— Task item —
From the first line through the line containing "Forces are removed", transcribe the records exactly and include no other lines.

— The data —
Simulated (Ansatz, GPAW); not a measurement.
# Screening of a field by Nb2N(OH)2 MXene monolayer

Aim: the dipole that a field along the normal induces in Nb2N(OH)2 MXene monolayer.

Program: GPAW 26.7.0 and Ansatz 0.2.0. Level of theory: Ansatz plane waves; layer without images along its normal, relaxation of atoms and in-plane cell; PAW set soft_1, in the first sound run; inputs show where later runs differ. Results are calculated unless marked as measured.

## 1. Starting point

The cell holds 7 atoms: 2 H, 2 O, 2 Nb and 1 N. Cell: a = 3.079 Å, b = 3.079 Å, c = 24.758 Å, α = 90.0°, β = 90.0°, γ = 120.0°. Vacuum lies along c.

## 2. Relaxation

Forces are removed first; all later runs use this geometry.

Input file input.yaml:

— Exercise solution —
Simulated (Ansatz, GPAW); not a measurement.
# Screening of a field by Nb2N(OH)2 MXene monolayer

Aim: the dipole that a field along the normal induces in Nb2N(OH)2 MXene monolayer.

Program: GPAW 26.7.0 and Ansatz 0.2.0. Level of theory: Ansatz plane waves; layer without images along its normal, relaxation of atoms and in-plane cell; PAW set soft_1, in the first sound run; inputs show where later runs differ. Results are calculated unless marked as measured.

## 1. Starting point

The cell holds 7 atoms: 2 H, 2 O, 2 Nb and 1 N. Cell: a = 3.079 Å, b = 3.079 Å, c = 24.758 Å, α = 90.0°, β = 90.0°, γ = 120.0°. Vacuum lies along c.

## 2. Relaxation

Forces are removed first; all later runs use this geometry.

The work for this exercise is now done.